[SUPPLIED MATERIAL]
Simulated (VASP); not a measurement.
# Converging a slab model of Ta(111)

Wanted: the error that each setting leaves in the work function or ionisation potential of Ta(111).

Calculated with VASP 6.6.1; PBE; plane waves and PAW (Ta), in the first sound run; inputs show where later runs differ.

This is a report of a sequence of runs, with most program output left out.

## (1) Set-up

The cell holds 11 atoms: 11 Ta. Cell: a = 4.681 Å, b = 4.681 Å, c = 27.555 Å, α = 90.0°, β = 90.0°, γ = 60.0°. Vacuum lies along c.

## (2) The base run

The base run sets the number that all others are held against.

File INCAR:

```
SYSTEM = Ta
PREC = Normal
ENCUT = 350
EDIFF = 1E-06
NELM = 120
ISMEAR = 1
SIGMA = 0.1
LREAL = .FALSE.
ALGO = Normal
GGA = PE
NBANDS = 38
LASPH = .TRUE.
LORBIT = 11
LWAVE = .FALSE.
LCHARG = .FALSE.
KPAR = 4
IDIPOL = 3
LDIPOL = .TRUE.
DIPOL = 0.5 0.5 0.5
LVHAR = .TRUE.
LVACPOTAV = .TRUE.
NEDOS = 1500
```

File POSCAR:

[WORK ITEM] Word for word, reproduce the lines of the listing from the first one through the line containing "Wanted: the error", and no more.

[EXERCISE OUTPUT]
Simulated (VASP); not a measurement.
# Converging a slab model of Ta(111)

Wanted: the error that each setting leaves in the work function or ionisation potential of Ta(111).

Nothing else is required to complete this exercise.